BEGIN DATA RECORDS

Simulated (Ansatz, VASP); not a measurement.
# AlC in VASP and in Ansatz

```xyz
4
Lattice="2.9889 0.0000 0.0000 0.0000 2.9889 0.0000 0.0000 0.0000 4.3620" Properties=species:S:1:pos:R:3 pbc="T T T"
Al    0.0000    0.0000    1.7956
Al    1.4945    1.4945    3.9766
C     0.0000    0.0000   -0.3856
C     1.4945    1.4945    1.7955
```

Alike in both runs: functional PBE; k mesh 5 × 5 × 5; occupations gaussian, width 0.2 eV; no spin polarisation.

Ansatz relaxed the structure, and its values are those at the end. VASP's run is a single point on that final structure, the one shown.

END DATA RECORDS

WORK INSTRUCTION
Every record above should be output exactly.

REPLY
Simulated (Ansatz, VASP); not a measurement.
# AlC in VASP and in Ansatz

```xyz
4
Lattice="2.9889 0.0000 0.0000 0.0000 2.9889 0.0000 0.0000 0.0000 4.3620" Properties=species:S:1:pos:R:3 pbc="T T T"
Al    0.0000    0.0000    1.7956
Al    1.4945    1.4945    3.9766
C     0.0000    0.0000   -0.3856
C     1.4945    1.4945    1.7955
```

Alike in both runs: functional PBE; k mesh 5 × 5 × 5; occupations gaussian, width 0.2 eV; no spin polarisation.

Ansatz relaxed the structure, and its values are those at the end. VASP's run is a single point on that final structure, the one shown.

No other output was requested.